◆ **Task item**
What is needed is an exact copy of every record.

◆ **Dataset excerpts**
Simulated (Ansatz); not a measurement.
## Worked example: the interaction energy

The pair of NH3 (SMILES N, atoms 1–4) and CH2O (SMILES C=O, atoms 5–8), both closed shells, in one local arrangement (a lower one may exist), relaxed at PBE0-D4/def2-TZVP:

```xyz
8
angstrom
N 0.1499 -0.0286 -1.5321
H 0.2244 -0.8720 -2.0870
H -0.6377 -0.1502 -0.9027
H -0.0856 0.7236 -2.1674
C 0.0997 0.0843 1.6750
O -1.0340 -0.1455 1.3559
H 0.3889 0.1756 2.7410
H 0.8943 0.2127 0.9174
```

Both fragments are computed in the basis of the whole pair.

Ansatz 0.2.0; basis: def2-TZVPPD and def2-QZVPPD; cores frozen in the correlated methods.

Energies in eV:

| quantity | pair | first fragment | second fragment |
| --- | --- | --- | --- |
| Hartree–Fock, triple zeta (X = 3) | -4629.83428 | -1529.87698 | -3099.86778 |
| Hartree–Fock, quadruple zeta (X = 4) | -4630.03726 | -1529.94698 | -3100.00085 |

◆ **Response**
Simulated (Ansatz); not a measurement.
## Worked example: the interaction energy

The pair of NH3 (SMILES N, atoms 1–4) and CH2O (SMILES C=O, atoms 5–8), both closed shells, in one local arrangement (a lower one may exist), relaxed at PBE0-D4/def2-TZVP:

```xyz
8
angstrom
N 0.1499 -0.0286 -1.5321
H 0.2244 -0.8720 -2.0870
H -0.6377 -0.1502 -0.9027
H -0.0856 0.7236 -2.1674
C 0.0997 0.0843 1.6750
O -1.0340 -0.1455 1.3559
H 0.3889 0.1756 2.7410
H 0.8943 0.2127 0.9174
```

Both fragments are computed in the basis of the whole pair.

Ansatz 0.2.0; basis: def2-TZVPPD and def2-QZVPPD; cores frozen in the correlated methods.

Energies in eV:

| quantity | pair | first fragment | second fragment |
| --- | --- | --- | --- |
| Hartree–Fock, triple zeta (X = 3) | -4629.83428 | -1529.87698 | -3099.86778 |
| Hartree–Fock, quadruple zeta (X = 4) | -4630.03726 | -1529.94698 | -3100.00085 |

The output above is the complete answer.